(Provided data)
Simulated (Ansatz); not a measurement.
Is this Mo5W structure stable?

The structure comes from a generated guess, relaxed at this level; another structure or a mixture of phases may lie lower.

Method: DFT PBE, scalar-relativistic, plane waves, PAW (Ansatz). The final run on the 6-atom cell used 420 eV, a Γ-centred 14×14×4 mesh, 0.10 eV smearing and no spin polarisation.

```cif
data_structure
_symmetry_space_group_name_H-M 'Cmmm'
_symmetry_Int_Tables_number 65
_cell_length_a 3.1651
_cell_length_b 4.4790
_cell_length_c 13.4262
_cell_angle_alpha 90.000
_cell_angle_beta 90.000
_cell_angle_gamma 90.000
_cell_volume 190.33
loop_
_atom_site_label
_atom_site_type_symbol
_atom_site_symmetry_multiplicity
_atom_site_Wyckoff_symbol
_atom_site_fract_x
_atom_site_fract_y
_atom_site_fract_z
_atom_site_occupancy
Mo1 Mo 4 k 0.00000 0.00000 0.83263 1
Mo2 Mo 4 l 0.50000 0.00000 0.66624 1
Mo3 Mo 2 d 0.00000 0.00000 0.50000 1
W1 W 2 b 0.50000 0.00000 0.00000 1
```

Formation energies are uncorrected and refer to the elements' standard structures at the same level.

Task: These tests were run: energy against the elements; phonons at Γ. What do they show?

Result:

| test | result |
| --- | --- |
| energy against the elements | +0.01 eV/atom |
(End Provided data)

## Assignment
Provide a faithful, complete copy of the entries above.

## Expected answer
Simulated (Ansatz); not a measurement.
Is this Mo5W structure stable?

The structure comes from a generated guess, relaxed at this level; another structure or a mixture of phases may lie lower.

Method: DFT PBE, scalar-relativistic, plane waves, PAW (Ansatz). The final run on the 6-atom cell used 420 eV, a Γ-centred 14×14×4 mesh, 0.10 eV smearing and no spin polarisation.

```cif
data_structure
_symmetry_space_group_name_H-M 'Cmmm'
_symmetry_Int_Tables_number 65
_cell_length_a 3.1651
_cell_length_b 4.4790
_cell_length_c 13.4262
_cell_angle_alpha 90.000
_cell_angle_beta 90.000
_cell_angle_gamma 90.000
_cell_volume 190.33
loop_
_atom_site_label
_atom_site_type_symbol
_atom_site_symmetry_multiplicity
_atom_site_Wyckoff_symbol
_atom_site_fract_x
_atom_site_fract_y
_atom_site_fract_z
_atom_site_occupancy
Mo1 Mo 4 k 0.00000 0.00000 0.83263 1
Mo2 Mo 4 l 0.50000 0.00000 0.66624 1
Mo3 Mo 2 d 0.00000 0.00000 0.50000 1
W1 W 2 b 0.50000 0.00000 0.00000 1
```

Formation energies are uncorrected and refer to the elements' standard structures at the same level.

Task: These tests were run: energy against the elements; phonons at Γ. What do they show?

Result:

| test | result |
| --- | --- |
| energy against the elements | +0.01 eV/atom |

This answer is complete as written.